Given records ▸

[Start of section]

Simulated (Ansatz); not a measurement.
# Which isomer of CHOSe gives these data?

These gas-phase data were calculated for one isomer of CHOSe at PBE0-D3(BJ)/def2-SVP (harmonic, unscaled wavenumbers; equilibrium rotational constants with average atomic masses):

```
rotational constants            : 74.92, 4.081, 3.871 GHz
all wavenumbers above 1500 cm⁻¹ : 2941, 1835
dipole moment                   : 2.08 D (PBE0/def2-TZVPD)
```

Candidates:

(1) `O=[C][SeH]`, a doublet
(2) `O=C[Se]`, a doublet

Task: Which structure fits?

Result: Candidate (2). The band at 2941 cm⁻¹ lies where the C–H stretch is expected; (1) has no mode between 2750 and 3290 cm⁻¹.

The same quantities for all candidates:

[End of section]

Activity ▸ Your task is to reproduce each entry exactly.

Exercise answer ▸
Simulated (Ansatz); not a measurement.
# Which isomer of CHOSe gives these data?

These gas-phase data were calculated for one isomer of CHOSe at PBE0-D3(BJ)/def2-SVP (harmonic, unscaled wavenumbers; equilibrium rotational constants with average atomic masses):

```
rotational constants            : 74.92, 4.081, 3.871 GHz
all wavenumbers above 1500 cm⁻¹ : 2941, 1835
dipole moment                   : 2.08 D (PBE0/def2-TZVPD)
```

Candidates:

(1) `O=[C][SeH]`, a doublet
(2) `O=C[Se]`, a doublet

Task: Which structure fits?

Result: Candidate (2). The band at 2941 cm⁻¹ lies where the C–H stretch is expected; (1) has no mode between 2750 and 3290 cm⁻¹.

The same quantities for all candidates:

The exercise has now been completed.